Dataset entries →
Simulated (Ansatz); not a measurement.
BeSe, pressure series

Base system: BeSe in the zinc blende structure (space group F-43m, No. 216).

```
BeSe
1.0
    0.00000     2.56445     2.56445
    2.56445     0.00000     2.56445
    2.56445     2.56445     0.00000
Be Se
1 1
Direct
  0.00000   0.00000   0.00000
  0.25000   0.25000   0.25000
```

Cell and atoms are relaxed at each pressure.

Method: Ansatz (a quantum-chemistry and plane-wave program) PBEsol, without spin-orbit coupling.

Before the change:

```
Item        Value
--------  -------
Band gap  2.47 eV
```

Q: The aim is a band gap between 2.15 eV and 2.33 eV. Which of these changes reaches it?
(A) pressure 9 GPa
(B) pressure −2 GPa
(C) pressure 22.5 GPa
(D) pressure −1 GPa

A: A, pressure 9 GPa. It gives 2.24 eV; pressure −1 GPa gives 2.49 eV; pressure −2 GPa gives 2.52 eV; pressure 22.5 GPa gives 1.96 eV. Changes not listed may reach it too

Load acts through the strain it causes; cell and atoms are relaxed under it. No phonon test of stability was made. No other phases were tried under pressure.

Work item → For this exercise, give the entries above again with no difference at all.

Your solution →
Simulated (Ansatz); not a measurement.
BeSe, pressure series

Base system: BeSe in the zinc blende structure (space group F-43m, No. 216).

```
BeSe
1.0
    0.00000     2.56445     2.56445
    2.56445     0.00000     2.56445
    2.56445     2.56445     0.00000
Be Se
1 1
Direct
  0.00000   0.00000   0.00000
  0.25000   0.25000   0.25000
```

Cell and atoms are relaxed at each pressure.

Method: Ansatz (a quantum-chemistry and plane-wave program) PBEsol, without spin-orbit coupling.

Before the change:

```
Item        Value
--------  -------
Band gap  2.47 eV
```

Q: The aim is a band gap between 2.15 eV and 2.33 eV. Which of these changes reaches it?
(A) pressure 9 GPa
(B) pressure −2 GPa
(C) pressure 22.5 GPa
(D) pressure −1 GPa

A: A, pressure 9 GPa. It gives 2.24 eV; pressure −1 GPa gives 2.49 eV; pressure −2 GPa gives 2.52 eV; pressure 22.5 GPa gives 1.96 eV. Changes not listed may reach it too

Load acts through the strain it causes; cell and atoms are relaxed under it. No phonon test of stability was made. No other phases were tried under pressure.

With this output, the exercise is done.